• _Work instruction_: Please return the whole listing, character for character.

<<<<

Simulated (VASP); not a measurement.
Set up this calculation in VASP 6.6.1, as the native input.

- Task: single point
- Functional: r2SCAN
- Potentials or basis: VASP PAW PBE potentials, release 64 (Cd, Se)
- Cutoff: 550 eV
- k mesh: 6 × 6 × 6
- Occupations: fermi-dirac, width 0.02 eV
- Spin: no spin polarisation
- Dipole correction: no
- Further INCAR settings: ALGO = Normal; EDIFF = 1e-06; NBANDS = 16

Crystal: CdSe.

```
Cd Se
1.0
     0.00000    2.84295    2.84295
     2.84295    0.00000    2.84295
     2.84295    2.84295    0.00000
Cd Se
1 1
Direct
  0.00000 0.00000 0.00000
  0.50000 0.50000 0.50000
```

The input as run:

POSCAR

>>>>

• _Response area_:
Simulated (VASP); not a measurement.
Set up this calculation in VASP 6.6.1, as the native input.

- Task: single point
- Functional: r2SCAN
- Potentials or basis: VASP PAW PBE potentials, release 64 (Cd, Se)
- Cutoff: 550 eV
- k mesh: 6 × 6 × 6
- Occupations: fermi-dirac, width 0.02 eV
- Spin: no spin polarisation
- Dipole correction: no
- Further INCAR settings: ALGO = Normal; EDIFF = 1e-06; NBANDS = 16

Crystal: CdSe.

```
Cd Se
1.0
     0.00000    2.84295    2.84295
     2.84295    0.00000    2.84295
     2.84295    2.84295    0.00000
Cd Se
1 1
Direct
  0.00000 0.00000 0.00000
  0.50000 0.50000 0.50000
```

The input as run:

POSCAR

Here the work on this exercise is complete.